Required action –
Print exactly those lines that run from the beginning of the data to the line bearing "13.9 eV/Å².", inclusive.

======== Material supplied ========

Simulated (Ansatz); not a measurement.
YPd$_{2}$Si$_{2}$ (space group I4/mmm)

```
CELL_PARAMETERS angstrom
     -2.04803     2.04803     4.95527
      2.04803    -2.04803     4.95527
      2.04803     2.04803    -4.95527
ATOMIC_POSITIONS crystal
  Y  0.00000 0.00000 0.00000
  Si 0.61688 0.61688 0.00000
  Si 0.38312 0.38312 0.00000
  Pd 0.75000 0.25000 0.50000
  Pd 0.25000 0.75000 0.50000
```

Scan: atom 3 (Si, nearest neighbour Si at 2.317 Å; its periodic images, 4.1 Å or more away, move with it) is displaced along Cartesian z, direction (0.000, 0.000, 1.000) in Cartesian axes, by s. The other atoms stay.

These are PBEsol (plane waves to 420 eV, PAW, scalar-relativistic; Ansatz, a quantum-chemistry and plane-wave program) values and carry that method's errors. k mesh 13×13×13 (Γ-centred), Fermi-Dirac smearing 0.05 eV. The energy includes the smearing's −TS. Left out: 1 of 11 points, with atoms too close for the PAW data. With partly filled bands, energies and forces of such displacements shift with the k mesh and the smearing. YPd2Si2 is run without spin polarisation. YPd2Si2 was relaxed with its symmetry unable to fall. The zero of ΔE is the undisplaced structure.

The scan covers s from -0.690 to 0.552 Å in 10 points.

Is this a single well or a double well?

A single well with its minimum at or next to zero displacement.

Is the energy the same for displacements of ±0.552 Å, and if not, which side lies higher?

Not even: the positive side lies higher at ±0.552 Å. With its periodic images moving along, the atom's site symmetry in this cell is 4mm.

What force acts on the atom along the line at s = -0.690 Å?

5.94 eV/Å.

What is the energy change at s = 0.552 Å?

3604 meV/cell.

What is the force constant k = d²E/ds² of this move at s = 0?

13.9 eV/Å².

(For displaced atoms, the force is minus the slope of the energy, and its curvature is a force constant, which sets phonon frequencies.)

========

Exercise result –
Simulated (Ansatz); not a measurement.
YPd$_{2}$Si$_{2}$ (space group I4/mmm)

```
CELL_PARAMETERS angstrom
     -2.04803     2.04803     4.95527
      2.04803    -2.04803     4.95527
      2.04803     2.04803    -4.95527
ATOMIC_POSITIONS crystal
  Y  0.00000 0.00000 0.00000
  Si 0.61688 0.61688 0.00000
  Si 0.38312 0.38312 0.00000
  Pd 0.75000 0.25000 0.50000
  Pd 0.25000 0.75000 0.50000
```

Scan: atom 3 (Si, nearest neighbour Si at 2.317 Å; its periodic images, 4.1 Å or more away, move with it) is displaced along Cartesian z, direction (0.000, 0.000, 1.000) in Cartesian axes, by s. The other atoms stay.

These are PBEsol (plane waves to 420 eV, PAW, scalar-relativistic; Ansatz, a quantum-chemistry and plane-wave program) values and carry that method's errors. k mesh 13×13×13 (Γ-centred), Fermi-Dirac smearing 0.05 eV. The energy includes the smearing's −TS. Left out: 1 of 11 points, with atoms too close for the PAW data. With partly filled bands, energies and forces of such displacements shift with the k mesh and the smearing. YPd2Si2 is run without spin polarisation. YPd2Si2 was relaxed with its symmetry unable to fall. The zero of ΔE is the undisplaced structure.

The scan covers s from -0.690 to 0.552 Å in 10 points.

Is this a single well or a double well?

A single well with its minimum at or next to zero displacement.

Is the energy the same for displacements of ±0.552 Å, and if not, which side lies higher?

Not even: the positive side lies higher at ±0.552 Å. With its periodic images moving along, the atom's site symmetry in this cell is 4mm.

What force acts on the atom along the line at s = -0.690 Å?

5.94 eV/Å.

What is the energy change at s = 0.552 Å?

3604 meV/cell.

What is the force constant k = d²E/ds² of this move at s = 0?

13.9 eV/Å².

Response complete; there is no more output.